※ ※ ※

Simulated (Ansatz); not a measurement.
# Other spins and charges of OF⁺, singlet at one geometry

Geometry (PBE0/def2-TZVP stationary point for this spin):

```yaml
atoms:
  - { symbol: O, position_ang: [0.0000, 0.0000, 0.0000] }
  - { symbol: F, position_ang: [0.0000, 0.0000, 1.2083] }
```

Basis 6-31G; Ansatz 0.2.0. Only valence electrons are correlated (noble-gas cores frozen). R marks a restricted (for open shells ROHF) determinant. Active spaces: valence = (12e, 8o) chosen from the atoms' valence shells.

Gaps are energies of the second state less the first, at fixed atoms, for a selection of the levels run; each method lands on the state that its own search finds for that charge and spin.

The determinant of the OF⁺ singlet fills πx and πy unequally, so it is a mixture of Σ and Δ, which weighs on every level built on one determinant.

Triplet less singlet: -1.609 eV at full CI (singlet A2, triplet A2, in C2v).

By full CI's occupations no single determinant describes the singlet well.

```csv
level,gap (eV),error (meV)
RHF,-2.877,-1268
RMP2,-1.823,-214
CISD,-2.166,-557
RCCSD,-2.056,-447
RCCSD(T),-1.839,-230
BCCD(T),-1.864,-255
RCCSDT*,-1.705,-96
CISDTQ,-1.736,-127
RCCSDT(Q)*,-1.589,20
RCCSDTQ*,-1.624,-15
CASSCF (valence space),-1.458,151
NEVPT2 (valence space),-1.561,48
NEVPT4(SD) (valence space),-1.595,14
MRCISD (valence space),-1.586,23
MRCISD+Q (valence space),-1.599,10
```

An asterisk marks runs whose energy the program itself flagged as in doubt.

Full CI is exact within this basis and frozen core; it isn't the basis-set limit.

※ ※ ※

# EXERCISE:
Copy out, word for word, the part of the entries above that begins at the line with "The determinant of" and ends at the line with "An asterisk marks", including both.

# ANSWER AREA:
The determinant of the OF⁺ singlet fills πx and πy unequally, so it is a mixture of Σ and Δ, which weighs on every level built on one determinant.

Triplet less singlet: -1.609 eV at full CI (singlet A2, triplet A2, in C2v).

By full CI's occupations no single determinant describes the singlet well.

```csv
level,gap (eV),error (meV)
RHF,-2.877,-1268
RMP2,-1.823,-214
CISD,-2.166,-557
RCCSD,-2.056,-447
RCCSD(T),-1.839,-230
BCCD(T),-1.864,-255
RCCSDT*,-1.705,-96
CISDTQ,-1.736,-127
RCCSDT(Q)*,-1.589,20
RCCSDTQ*,-1.624,-15
CASSCF (valence space),-1.458,151
NEVPT2 (valence space),-1.561,48
NEVPT4(SD) (valence space),-1.595,14
MRCISD (valence space),-1.586,23
MRCISD+Q (valence space),-1.599,10
```

An asterisk marks runs whose energy the program itself flagged as in doubt.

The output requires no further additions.